Work task:
Each record must be repeated exactly as it stands.

== Records supplied ==

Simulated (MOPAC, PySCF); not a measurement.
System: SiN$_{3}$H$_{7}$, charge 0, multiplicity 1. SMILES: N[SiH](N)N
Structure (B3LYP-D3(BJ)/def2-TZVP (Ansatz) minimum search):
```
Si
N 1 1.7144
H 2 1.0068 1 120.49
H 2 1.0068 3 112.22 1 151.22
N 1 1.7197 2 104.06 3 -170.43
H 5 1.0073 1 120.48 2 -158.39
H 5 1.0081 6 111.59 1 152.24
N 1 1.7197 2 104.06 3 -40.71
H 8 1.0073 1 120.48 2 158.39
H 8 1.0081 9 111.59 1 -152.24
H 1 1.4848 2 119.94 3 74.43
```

===

Worked solution:
Simulated (MOPAC, PySCF); not a measurement.
System: SiN$_{3}$H$_{7}$, charge 0, multiplicity 1. SMILES: N[SiH](N)N
Structure (B3LYP-D3(BJ)/def2-TZVP (Ansatz) minimum search):
```
Si
N 1 1.7144
H 2 1.0068 1 120.49
H 2 1.0068 3 112.22 1 151.22
N 1 1.7197 2 104.06 3 -170.43
H 5 1.0073 1 120.48 2 -158.39
H 5 1.0081 6 111.59 1 152.24
N 1 1.7197 2 104.06 3 -40.71
H 8 1.0073 1 120.48 2 158.39
H 8 1.0081 9 111.59 1 -152.24
H 1 1.4848 2 119.94 3 74.43
```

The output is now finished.